## Provided data
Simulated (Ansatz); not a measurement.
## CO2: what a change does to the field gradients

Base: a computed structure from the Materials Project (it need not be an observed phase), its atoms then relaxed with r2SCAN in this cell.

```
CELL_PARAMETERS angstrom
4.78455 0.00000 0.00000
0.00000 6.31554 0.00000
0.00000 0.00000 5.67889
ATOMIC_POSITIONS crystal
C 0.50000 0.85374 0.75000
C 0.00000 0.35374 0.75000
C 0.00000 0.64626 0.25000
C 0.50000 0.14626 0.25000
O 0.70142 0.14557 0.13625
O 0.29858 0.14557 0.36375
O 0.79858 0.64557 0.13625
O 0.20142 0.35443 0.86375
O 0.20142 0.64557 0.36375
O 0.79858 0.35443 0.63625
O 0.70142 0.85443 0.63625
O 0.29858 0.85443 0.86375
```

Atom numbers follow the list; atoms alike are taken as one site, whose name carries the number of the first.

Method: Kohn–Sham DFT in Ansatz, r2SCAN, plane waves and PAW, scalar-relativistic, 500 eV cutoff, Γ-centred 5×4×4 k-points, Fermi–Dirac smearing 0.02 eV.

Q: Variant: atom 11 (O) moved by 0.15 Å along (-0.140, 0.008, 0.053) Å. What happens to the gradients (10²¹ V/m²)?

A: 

## Work request
Only the lines above starting at the one containing "Atom numbers follow" and ending at the one containing "Method: Kohn–Sham DFT", both included, are to be returned, exactly as they read.

## Task solution
Atom numbers follow the list; atoms alike are taken as one site, whose name carries the number of the first.

Method: Kohn–Sham DFT in Ansatz, r2SCAN, plane waves and PAW, scalar-relativistic, 500 eV cutoff, Γ-centred 5×4×4 k-points, Fermi–Dirac smearing 0.02 eV.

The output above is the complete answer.